- _Work task_: Exactly the lines starting at the line containing "# Dy: q coefficients and field-shift factors" and ending at the line containing "These numbers are" are to be written out from the listing below, both included.

- _Entries supplied_:
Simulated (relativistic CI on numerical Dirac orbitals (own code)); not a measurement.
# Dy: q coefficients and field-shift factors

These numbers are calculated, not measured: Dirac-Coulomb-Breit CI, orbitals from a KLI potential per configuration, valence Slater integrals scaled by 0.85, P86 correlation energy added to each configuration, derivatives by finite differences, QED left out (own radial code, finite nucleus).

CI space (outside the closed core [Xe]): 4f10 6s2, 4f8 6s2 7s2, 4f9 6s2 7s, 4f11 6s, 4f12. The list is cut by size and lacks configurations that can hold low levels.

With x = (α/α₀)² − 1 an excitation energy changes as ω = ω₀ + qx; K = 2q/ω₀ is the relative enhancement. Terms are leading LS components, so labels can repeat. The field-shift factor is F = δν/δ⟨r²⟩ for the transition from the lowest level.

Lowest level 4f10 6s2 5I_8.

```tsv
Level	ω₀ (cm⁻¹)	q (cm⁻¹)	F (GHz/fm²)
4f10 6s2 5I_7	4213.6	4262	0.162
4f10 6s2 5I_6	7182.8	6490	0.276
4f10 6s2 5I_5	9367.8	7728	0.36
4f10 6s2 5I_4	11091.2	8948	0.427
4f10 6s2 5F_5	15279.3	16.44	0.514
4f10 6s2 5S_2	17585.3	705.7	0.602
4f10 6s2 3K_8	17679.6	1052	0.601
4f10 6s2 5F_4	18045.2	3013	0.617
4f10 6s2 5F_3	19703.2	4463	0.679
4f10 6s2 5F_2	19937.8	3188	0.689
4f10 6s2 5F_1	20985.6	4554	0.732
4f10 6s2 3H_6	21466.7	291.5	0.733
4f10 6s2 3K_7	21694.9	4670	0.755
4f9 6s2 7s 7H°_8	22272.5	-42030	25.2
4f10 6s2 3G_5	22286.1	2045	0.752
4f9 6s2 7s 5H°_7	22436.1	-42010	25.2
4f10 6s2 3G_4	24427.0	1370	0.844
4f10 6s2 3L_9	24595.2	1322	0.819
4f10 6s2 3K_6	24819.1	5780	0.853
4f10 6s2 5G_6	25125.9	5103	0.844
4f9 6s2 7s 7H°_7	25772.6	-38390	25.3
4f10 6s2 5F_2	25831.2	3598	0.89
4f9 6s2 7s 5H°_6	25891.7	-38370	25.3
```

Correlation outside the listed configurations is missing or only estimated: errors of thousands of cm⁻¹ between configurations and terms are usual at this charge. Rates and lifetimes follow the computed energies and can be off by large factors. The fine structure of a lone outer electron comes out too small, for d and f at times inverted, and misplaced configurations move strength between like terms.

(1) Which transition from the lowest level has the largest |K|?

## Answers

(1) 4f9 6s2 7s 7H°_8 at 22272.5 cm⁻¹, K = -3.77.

- _Result_:
# Dy: q coefficients and field-shift factors

These numbers are calculated, not measured: Dirac-Coulomb-Breit CI, orbitals from a KLI potential per configuration, valence Slater integrals scaled by 0.85, P86 correlation energy added to each configuration, derivatives by finite differences, QED left out (own radial code, finite nucleus).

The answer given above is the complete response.